------------------------------------------------

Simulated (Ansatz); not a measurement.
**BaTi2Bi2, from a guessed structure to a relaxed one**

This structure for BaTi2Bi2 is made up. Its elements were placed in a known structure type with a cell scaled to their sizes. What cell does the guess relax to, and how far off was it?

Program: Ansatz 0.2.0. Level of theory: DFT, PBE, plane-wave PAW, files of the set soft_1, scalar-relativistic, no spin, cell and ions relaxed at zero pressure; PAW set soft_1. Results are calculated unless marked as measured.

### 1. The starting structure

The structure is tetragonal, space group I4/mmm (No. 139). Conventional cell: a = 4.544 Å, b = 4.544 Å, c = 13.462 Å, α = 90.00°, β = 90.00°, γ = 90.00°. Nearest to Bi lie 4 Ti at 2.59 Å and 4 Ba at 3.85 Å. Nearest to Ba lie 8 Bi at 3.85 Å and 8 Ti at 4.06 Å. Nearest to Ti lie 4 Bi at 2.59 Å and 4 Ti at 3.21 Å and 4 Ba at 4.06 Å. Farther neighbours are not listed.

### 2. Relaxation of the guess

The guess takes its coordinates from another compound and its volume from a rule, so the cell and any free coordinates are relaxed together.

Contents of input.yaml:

------------------------------------------------

ACTIVITY: Your output must be the lines of the material above, from the first through the line that contains "The guess takes", copied exactly. Include both endpoints and nothing else.

RESPONSE AREA:
Simulated (Ansatz); not a measurement.
**BaTi2Bi2, from a guessed structure to a relaxed one**

This structure for BaTi2Bi2 is made up. Its elements were placed in a known structure type with a cell scaled to their sizes. What cell does the guess relax to, and how far off was it?

Program: Ansatz 0.2.0. Level of theory: DFT, PBE, plane-wave PAW, files of the set soft_1, scalar-relativistic, no spin, cell and ions relaxed at zero pressure; PAW set soft_1. Results are calculated unless marked as measured.

### 1. The starting structure

The structure is tetragonal, space group I4/mmm (No. 139). Conventional cell: a = 4.544 Å, b = 4.544 Å, c = 13.462 Å, α = 90.00°, β = 90.00°, γ = 90.00°. Nearest to Bi lie 4 Ti at 2.59 Å and 4 Ba at 3.85 Å. Nearest to Ba lie 8 Bi at 3.85 Å and 8 Ti at 4.06 Å. Nearest to Ti lie 4 Bi at 2.59 Å and 4 Ti at 3.21 Å and 4 Ba at 4.06 Å. Farther neighbours are not listed.

### 2. Relaxation of the guess

The guess takes its coordinates from another compound and its volume from a rule, so the cell and any free coordinates are relaxed together.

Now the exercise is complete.